### REQUIREMENT
The complete data, repeated exactly, should form your response.

### INFORMATION
<<<<
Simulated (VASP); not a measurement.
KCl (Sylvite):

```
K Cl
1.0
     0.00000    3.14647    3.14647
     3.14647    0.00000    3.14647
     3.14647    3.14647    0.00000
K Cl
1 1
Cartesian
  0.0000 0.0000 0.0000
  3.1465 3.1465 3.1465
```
>>>>

### PROBLEM SOLUTION
Simulated (VASP); not a measurement.
KCl (Sylvite):

```
K Cl
1.0
     0.00000    3.14647    3.14647
     3.14647    0.00000    3.14647
     3.14647    3.14647    0.00000
K Cl
1 1
Cartesian
  0.0000 0.0000 0.0000
  3.1465 3.1465 3.1465
```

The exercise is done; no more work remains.